********************
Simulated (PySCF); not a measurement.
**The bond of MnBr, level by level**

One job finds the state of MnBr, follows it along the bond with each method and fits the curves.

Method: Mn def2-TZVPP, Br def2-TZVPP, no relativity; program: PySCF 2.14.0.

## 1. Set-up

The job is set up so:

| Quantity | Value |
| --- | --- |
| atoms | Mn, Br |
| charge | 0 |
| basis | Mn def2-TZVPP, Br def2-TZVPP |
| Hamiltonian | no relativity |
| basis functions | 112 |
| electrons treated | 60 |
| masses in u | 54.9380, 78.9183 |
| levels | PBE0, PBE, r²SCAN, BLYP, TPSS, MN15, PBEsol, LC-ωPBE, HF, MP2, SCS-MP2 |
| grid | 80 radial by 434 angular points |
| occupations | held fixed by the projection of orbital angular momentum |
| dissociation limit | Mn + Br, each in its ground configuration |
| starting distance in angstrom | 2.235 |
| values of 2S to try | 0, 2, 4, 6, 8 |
********************

Only the lines from the beginning of the material above through the line with "angular points |" are wanted; extract them exactly.

Simulated (PySCF); not a measurement.
**The bond of MnBr, level by level**

One job finds the state of MnBr, follows it along the bond with each method and fits the curves.

Method: Mn def2-TZVPP, Br def2-TZVPP, no relativity; program: PySCF 2.14.0.

## 1. Set-up

The job is set up so:

| Quantity | Value |
| --- | --- |
| atoms | Mn, Br |
| charge | 0 |
| basis | Mn def2-TZVPP, Br def2-TZVPP |
| Hamiltonian | no relativity |
| basis functions | 112 |
| electrons treated | 60 |
| masses in u | 54.9380, 78.9183 |
| levels | PBE0, PBE, r²SCAN, BLYP, TPSS, MN15, PBEsol, LC-ωPBE, HF, MP2, SCS-MP2 |
| grid | 80 radial by 434 angular points |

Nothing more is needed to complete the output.